INFORMATION PROVIDED:
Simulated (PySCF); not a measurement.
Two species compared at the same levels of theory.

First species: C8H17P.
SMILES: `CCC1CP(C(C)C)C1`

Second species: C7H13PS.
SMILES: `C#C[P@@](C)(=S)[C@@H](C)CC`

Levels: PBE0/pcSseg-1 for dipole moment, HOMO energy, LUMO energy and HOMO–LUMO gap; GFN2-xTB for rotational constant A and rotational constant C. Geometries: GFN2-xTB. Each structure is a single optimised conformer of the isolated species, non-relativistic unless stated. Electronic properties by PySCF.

REQUIREMENT: Every single line in the records above must be written out exactly.

SOLUTION:
Simulated (PySCF); not a measurement.
Two species compared at the same levels of theory.

First species: C8H17P.
SMILES: `CCC1CP(C(C)C)C1`

Second species: C7H13PS.
SMILES: `C#C[P@@](C)(=S)[C@@H](C)CC`

Levels: PBE0/pcSseg-1 for dipole moment, HOMO energy, LUMO energy and HOMO–LUMO gap; GFN2-xTB for rotational constant A and rotational constant C. Geometries: GFN2-xTB. Each structure is a single optimised conformer of the isolated species, non-relativistic unless stated. Electronic properties by PySCF.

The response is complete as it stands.